Requirement: Search the listing below for the line containing "Hardware: 1 thread". From there through the line containing "Task: How long", transcribe every line exactly, both ends included.

Dataset excerpts:
*****

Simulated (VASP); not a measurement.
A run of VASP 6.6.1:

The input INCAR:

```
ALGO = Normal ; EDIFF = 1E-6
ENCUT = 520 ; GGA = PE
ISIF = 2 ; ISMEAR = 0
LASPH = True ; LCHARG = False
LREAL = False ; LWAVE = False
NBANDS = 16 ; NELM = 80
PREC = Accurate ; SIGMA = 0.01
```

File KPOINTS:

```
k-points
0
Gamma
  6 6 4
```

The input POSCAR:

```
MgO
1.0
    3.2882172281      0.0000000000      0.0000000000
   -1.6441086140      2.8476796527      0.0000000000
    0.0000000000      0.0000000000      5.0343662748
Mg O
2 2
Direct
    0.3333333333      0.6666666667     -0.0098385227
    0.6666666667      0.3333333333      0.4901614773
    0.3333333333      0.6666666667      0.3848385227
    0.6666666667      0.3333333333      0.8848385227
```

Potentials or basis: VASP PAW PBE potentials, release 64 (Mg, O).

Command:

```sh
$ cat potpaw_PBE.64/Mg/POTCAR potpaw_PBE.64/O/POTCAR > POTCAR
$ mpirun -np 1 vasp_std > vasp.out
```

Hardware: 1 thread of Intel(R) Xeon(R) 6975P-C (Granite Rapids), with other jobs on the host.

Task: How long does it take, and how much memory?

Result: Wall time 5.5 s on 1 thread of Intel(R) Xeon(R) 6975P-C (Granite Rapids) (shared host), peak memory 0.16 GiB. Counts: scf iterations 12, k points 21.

*****

Written solution:
Hardware: 1 thread of Intel(R) Xeon(R) 6975P-C (Granite Rapids), with other jobs on the host.

Task: How long does it take, and how much memory?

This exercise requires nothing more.